Work instruction: The required output is the lines below from the line containing "It takes space" to the line containing "## Step 2: G0W0 on LDA", inclusive, retyped exactly. No other lines belong in it.

Provided material:
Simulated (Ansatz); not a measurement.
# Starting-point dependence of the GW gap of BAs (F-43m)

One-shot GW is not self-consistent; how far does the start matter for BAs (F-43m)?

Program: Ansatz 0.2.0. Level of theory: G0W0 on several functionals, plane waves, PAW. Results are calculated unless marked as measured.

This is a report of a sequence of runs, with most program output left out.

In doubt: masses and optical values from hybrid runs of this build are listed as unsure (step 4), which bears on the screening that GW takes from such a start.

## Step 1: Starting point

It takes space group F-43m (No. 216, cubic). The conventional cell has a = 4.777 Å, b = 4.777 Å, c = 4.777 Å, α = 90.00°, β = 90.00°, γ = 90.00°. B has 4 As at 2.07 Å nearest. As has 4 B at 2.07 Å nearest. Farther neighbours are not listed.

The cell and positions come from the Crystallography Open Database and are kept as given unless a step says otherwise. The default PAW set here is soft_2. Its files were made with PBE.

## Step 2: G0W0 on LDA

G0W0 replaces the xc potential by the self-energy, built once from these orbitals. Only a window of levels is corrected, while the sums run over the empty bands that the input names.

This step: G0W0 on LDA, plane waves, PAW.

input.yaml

Answer area:
It takes space group F-43m (No. 216, cubic). The conventional cell has a = 4.777 Å, b = 4.777 Å, c = 4.777 Å, α = 90.00°, β = 90.00°, γ = 90.00°. B has 4 As at 2.07 Å nearest. As has 4 B at 2.07 Å nearest. Farther neighbours are not listed.

The cell and positions come from the Crystallography Open Database and are kept as given unless a step says otherwise. The default PAW set here is soft_2. Its files were made with PBE.

## Step 2: G0W0 on LDA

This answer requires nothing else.